ASSIGNED TASK
Repeat every record below exactly as written.

Segment Start: RAW DATA

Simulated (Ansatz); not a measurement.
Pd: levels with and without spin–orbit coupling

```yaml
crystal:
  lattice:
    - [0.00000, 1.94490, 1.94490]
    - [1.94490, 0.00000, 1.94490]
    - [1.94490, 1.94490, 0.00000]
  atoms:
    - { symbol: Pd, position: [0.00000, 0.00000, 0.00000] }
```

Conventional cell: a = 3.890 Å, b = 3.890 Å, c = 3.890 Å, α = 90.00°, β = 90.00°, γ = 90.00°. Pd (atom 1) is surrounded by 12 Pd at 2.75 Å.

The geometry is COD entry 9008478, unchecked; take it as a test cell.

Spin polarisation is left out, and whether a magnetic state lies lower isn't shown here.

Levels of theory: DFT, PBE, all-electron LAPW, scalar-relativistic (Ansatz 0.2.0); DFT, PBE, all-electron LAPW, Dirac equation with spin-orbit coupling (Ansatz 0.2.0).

Segment End: RAW DATA

WORKED SOLUTION
Simulated (Ansatz); not a measurement.
Pd: levels with and without spin–orbit coupling

```yaml
crystal:
  lattice:
    - [0.00000, 1.94490, 1.94490]
    - [1.94490, 0.00000, 1.94490]
    - [1.94490, 1.94490, 0.00000]
  atoms:
    - { symbol: Pd, position: [0.00000, 0.00000, 0.00000] }
```

Conventional cell: a = 3.890 Å, b = 3.890 Å, c = 3.890 Å, α = 90.00°, β = 90.00°, γ = 90.00°. Pd (atom 1) is surrounded by 12 Pd at 2.75 Å.

The geometry is COD entry 9008478, unchecked; take it as a test cell.

Spin polarisation is left out, and whether a magnetic state lies lower isn't shown here.

Levels of theory: DFT, PBE, all-electron LAPW, scalar-relativistic (Ansatz 0.2.0); DFT, PBE, all-electron LAPW, Dirac equation with spin-orbit coupling (Ansatz 0.2.0).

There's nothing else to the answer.